__BRIEF__
Could the entries below be retyped exactly and in full?

•••••

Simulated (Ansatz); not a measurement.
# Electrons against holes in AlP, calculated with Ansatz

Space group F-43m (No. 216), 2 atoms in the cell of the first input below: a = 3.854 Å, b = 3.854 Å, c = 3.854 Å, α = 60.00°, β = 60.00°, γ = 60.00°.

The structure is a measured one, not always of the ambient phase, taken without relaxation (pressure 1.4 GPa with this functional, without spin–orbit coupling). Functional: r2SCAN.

•••••

__EXERCISE ANSWER__
Simulated (Ansatz); not a measurement.
# Electrons against holes in AlP, calculated with Ansatz

Space group F-43m (No. 216), 2 atoms in the cell of the first input below: a = 3.854 Å, b = 3.854 Å, c = 3.854 Å, α = 60.00°, β = 60.00°, γ = 60.00°.

The structure is a measured one, not always of the ambient phase, taken without relaxation (pressure 1.4 GPa with this functional, without spin–orbit coupling). Functional: r2SCAN.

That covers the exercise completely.